>>>>>

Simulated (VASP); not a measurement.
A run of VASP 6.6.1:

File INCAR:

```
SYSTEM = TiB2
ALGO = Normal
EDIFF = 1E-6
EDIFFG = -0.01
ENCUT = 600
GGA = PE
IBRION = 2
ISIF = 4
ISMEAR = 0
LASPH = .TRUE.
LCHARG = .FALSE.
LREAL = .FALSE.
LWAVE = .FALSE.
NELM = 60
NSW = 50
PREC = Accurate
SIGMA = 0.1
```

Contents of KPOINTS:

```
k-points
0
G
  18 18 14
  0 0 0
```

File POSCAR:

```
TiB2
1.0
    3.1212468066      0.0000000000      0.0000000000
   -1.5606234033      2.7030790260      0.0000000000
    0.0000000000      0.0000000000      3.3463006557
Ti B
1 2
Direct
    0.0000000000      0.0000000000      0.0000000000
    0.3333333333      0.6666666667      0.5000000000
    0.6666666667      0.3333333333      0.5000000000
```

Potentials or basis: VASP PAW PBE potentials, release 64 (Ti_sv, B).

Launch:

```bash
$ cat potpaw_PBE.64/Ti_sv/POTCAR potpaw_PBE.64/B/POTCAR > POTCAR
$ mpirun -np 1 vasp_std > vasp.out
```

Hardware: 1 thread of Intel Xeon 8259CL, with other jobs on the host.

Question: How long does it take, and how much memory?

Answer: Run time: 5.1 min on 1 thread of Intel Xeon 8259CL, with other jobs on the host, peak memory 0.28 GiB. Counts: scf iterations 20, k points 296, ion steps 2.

<<<<<

(ASSIGNED TASK)
When you retype the data above, start at its first line, stop after the line containing "Question: How long", and leave out everything else.

(WRITTEN RESPONSE)
Simulated (VASP); not a measurement.
A run of VASP 6.6.1:

File INCAR:

```
SYSTEM = TiB2
ALGO = Normal
EDIFF = 1E-6
EDIFFG = -0.01
ENCUT = 600
GGA = PE
IBRION = 2
ISIF = 4
ISMEAR = 0
LASPH = .TRUE.
LCHARG = .FALSE.
LREAL = .FALSE.
LWAVE = .FALSE.
NELM = 60
NSW = 50
PREC = Accurate
SIGMA = 0.1
```

Contents of KPOINTS:

```
k-points
0
G
  18 18 14
  0 0 0
```

File POSCAR:

```
TiB2
1.0
    3.1212468066      0.0000000000      0.0000000000
   -1.5606234033      2.7030790260      0.0000000000
    0.0000000000      0.0000000000      3.3463006557
Ti B
1 2
Direct
    0.0000000000      0.0000000000      0.0000000000
    0.3333333333      0.6666666667      0.5000000000
    0.6666666667      0.3333333333      0.5000000000
```

Potentials or basis: VASP PAW PBE potentials, release 64 (Ti_sv, B).

Launch:

```bash
$ cat potpaw_PBE.64/Ti_sv/POTCAR potpaw_PBE.64/B/POTCAR > POTCAR
$ mpirun -np 1 vasp_std > vasp.out
```

Hardware: 1 thread of Intel Xeon 8259CL, with other jobs on the host.

Question: How long does it take, and how much memory?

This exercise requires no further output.